--- START ---
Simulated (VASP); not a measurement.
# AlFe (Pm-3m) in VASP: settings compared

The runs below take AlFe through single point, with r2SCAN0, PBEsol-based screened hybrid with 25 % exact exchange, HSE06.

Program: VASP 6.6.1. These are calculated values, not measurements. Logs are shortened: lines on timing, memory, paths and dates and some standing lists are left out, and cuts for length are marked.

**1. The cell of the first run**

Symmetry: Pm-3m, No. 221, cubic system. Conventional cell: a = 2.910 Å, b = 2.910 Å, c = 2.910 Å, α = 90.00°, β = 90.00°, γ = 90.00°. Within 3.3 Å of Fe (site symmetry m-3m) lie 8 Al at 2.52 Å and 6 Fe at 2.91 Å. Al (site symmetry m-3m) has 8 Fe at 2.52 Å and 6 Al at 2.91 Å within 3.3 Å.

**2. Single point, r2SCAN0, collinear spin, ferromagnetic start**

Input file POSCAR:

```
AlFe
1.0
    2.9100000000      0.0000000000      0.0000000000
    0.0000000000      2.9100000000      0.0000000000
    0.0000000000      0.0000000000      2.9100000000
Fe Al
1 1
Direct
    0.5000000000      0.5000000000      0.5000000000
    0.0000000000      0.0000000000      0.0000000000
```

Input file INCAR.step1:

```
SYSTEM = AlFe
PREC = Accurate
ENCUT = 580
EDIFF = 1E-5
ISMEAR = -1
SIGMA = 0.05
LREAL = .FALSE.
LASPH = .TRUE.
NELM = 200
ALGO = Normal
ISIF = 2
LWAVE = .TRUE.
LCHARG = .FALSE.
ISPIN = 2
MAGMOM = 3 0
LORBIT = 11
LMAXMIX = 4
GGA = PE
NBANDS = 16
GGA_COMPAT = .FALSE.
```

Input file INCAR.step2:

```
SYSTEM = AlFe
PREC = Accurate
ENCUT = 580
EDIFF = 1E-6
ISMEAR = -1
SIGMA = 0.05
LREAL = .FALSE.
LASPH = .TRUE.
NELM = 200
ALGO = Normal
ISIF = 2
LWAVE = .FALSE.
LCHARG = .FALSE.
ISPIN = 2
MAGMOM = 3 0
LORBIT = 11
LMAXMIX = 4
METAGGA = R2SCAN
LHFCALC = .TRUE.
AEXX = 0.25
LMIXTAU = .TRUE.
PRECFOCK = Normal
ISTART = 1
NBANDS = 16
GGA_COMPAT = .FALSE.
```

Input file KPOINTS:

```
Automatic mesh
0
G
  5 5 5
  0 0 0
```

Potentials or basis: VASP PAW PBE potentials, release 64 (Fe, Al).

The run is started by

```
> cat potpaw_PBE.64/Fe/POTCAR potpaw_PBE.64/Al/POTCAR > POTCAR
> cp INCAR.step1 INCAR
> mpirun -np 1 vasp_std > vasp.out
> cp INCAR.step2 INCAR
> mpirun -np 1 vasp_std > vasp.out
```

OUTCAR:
--- END ---

* WORK REQUEST:
Reproduce the entries exactly, but only from their first line to the line holding "the first run**", with that last line kept.

* WRITTEN ANSWER:
Simulated (VASP); not a measurement.
# AlFe (Pm-3m) in VASP: settings compared

The runs below take AlFe through single point, with r2SCAN0, PBEsol-based screened hybrid with 25 % exact exchange, HSE06.

Program: VASP 6.6.1. These are calculated values, not measurements. Logs are shortened: lines on timing, memory, paths and dates and some standing lists are left out, and cuts for length are marked.

**1. The cell of the first run**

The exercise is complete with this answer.